Work request:
All of the entries below are to be copied word for word.

Data excerpts:
---*---
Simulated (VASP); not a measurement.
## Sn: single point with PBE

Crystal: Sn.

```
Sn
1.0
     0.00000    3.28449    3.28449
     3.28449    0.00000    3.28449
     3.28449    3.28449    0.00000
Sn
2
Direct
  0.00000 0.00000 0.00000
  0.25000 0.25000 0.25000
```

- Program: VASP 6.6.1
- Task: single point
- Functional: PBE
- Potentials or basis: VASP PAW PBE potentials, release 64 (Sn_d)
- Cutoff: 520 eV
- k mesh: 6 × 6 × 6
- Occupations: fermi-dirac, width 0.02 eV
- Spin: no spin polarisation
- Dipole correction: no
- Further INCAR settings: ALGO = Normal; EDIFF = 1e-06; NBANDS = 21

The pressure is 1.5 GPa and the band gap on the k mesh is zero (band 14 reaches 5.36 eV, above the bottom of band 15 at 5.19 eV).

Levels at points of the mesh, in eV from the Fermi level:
---*---

Written response:
Simulated (VASP); not a measurement.
## Sn: single point with PBE

Crystal: Sn.

```
Sn
1.0
     0.00000    3.28449    3.28449
     3.28449    0.00000    3.28449
     3.28449    3.28449    0.00000
Sn
2
Direct
  0.00000 0.00000 0.00000
  0.25000 0.25000 0.25000
```

- Program: VASP 6.6.1
- Task: single point
- Functional: PBE
- Potentials or basis: VASP PAW PBE potentials, release 64 (Sn_d)
- Cutoff: 520 eV
- k mesh: 6 × 6 × 6
- Occupations: fermi-dirac, width 0.02 eV
- Spin: no spin polarisation
- Dipole correction: no
- Further INCAR settings: ALGO = Normal; EDIFF = 1e-06; NBANDS = 21

The pressure is 1.5 GPa and the band gap on the k mesh is zero (band 14 reaches 5.36 eV, above the bottom of band 15 at 5.19 eV).

Levels at points of the mesh, in eV from the Fermi level:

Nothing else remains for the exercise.